## Work item
From the first entry to the last, repeat the listing exactly.

-------------------------

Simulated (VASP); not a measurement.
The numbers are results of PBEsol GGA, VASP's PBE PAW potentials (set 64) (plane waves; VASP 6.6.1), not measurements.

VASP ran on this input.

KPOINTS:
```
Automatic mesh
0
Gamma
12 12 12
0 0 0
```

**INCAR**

-------------------------

## Problem solution
Simulated (VASP); not a measurement.
The numbers are results of PBEsol GGA, VASP's PBE PAW potentials (set 64) (plane waves; VASP 6.6.1), not measurements.

VASP ran on this input.

KPOINTS:
```
Automatic mesh
0
Gamma
12 12 12
0 0 0
```

**INCAR**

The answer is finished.